## Work instruction
Copy the entries exactly, through the "For level LDA" line.

## Supplied records
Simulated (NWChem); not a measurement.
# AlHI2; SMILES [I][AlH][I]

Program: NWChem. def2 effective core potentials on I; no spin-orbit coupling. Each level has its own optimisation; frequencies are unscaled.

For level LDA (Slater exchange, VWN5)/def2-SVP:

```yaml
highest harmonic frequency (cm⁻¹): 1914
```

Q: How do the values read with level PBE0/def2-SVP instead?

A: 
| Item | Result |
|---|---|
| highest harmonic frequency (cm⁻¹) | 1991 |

## Task output
Simulated (NWChem); not a measurement.
# AlHI2; SMILES [I][AlH][I]

Program: NWChem. def2 effective core potentials on I; no spin-orbit coupling. Each level has its own optimisation; frequencies are unscaled.

For level LDA (Slater exchange, VWN5)/def2-SVP:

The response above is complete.